Given entries:
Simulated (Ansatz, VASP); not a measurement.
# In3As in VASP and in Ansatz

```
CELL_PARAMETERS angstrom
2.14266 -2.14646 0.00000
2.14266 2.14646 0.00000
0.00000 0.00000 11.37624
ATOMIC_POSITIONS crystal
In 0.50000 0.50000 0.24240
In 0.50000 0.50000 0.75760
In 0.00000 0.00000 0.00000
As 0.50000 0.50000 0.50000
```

Brief:
Write out the whole listing once more, exactly as it reads.

Problem solution:
Simulated (Ansatz, VASP); not a measurement.
# In3As in VASP and in Ansatz

```
CELL_PARAMETERS angstrom
2.14266 -2.14646 0.00000
2.14266 2.14646 0.00000
0.00000 0.00000 11.37624
ATOMIC_POSITIONS crystal
In 0.50000 0.50000 0.24240
In 0.50000 0.50000 0.75760
In 0.00000 0.00000 0.00000
As 0.50000 0.50000 0.50000
```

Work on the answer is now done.